◆ Supplied entries ◆
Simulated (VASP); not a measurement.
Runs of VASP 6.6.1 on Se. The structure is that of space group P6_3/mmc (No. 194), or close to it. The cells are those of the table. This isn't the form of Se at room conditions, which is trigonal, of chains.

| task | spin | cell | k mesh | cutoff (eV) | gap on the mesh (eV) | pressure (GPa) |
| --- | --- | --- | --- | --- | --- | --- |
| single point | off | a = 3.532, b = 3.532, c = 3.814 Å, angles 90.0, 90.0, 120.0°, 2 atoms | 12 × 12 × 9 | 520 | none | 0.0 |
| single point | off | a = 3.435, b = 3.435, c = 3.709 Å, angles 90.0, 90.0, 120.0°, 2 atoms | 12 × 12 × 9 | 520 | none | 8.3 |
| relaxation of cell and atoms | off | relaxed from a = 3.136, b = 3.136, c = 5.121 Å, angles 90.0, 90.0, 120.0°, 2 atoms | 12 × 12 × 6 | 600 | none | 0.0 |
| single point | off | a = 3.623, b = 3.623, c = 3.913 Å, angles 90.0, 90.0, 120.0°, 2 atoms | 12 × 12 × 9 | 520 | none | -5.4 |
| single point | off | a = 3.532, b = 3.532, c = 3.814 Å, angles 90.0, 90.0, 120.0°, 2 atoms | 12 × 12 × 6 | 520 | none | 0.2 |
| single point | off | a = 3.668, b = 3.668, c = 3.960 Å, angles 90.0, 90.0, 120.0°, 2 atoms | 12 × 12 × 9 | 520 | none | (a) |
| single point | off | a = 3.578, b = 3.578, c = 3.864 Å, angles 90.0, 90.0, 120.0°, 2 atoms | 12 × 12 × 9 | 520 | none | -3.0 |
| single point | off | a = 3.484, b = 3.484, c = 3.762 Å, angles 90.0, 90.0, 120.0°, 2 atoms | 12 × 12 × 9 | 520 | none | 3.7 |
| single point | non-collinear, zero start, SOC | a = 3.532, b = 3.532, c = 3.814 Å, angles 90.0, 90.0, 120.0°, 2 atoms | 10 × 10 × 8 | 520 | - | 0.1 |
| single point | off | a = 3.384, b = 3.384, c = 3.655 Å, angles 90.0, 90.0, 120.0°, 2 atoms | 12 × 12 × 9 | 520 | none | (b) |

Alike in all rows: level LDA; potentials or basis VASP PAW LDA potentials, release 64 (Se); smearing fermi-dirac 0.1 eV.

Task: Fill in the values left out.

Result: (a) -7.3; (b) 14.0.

◆ Exercise ◆
Beginning with the line holding "none | (b) |" and ending with the line holding "Task: Fill in the values left out.", write out the stretch of material above exactly; add no further lines.

◆ Written answer ◆
| single point | off | a = 3.384, b = 3.384, c = 3.655 Å, angles 90.0, 90.0, 120.0°, 2 atoms | 12 × 12 × 9 | 520 | none | (b) |

Alike in all rows: level LDA; potentials or basis VASP PAW LDA potentials, release 64 (Se); smearing fermi-dirac 0.1 eV.

Task: Fill in the values left out.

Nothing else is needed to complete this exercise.